> _Requirement_
Below are the entries; give again exactly the lines from the one mentioning "cell | 36 | 36 |" through the one mentioning "VASP's potentials were", inclusive.

> _Entries supplied_
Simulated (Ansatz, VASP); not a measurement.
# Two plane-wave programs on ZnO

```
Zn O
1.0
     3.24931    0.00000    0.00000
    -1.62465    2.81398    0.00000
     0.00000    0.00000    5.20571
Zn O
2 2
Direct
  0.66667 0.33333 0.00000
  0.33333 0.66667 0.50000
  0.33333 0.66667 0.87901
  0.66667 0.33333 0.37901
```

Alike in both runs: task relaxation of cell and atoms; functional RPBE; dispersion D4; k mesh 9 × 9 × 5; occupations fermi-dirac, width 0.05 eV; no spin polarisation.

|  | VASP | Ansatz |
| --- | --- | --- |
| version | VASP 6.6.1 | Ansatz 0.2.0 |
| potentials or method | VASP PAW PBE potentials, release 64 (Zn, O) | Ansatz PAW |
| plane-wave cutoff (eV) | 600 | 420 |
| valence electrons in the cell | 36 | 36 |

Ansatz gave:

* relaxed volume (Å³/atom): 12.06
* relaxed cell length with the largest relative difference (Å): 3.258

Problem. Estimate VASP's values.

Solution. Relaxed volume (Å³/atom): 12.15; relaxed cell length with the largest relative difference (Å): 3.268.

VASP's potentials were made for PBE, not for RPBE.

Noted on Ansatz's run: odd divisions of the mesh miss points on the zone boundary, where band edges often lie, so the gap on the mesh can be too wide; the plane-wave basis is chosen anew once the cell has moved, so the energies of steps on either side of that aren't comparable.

> _Result_
| valence electrons in the cell | 36 | 36 |

Ansatz gave:

* relaxed volume (Å³/atom): 12.06
* relaxed cell length with the largest relative difference (Å): 3.258

Problem. Estimate VASP's values.

Solution. Relaxed volume (Å³/atom): 12.15; relaxed cell length with the largest relative difference (Å): 3.268.

VASP's potentials were made for PBE, not for RPBE.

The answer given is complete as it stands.